Your answer should be only the lines below from the one with "run with Ansatz)?" to the one with "computed <S^2> (CAM-B3LYP/def2-TZVP)?", repeated exactly, ends included.

━━━━━ Recorded information

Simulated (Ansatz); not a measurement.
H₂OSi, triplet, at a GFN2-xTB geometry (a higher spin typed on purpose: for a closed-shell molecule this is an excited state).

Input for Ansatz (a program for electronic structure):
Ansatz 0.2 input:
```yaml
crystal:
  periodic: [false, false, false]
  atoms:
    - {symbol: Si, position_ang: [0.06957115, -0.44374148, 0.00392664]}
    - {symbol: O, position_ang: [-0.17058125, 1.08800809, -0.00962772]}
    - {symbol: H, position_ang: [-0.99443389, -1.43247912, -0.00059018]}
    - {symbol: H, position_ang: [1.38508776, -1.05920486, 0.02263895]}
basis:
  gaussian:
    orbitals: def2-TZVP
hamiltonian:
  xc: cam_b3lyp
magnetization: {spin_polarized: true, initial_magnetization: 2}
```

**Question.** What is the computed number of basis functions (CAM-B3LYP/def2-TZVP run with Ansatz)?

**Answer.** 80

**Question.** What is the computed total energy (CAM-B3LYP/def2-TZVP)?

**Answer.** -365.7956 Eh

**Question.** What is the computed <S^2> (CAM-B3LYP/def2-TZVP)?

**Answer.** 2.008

━━━━━━━━━━

Response area:
**Question.** What is the computed number of basis functions (CAM-B3LYP/def2-TZVP run with Ansatz)?

**Answer.** 80

**Question.** What is the computed total energy (CAM-B3LYP/def2-TZVP)?

**Answer.** -365.7956 Eh

**Question.** What is the computed <S^2> (CAM-B3LYP/def2-TZVP)?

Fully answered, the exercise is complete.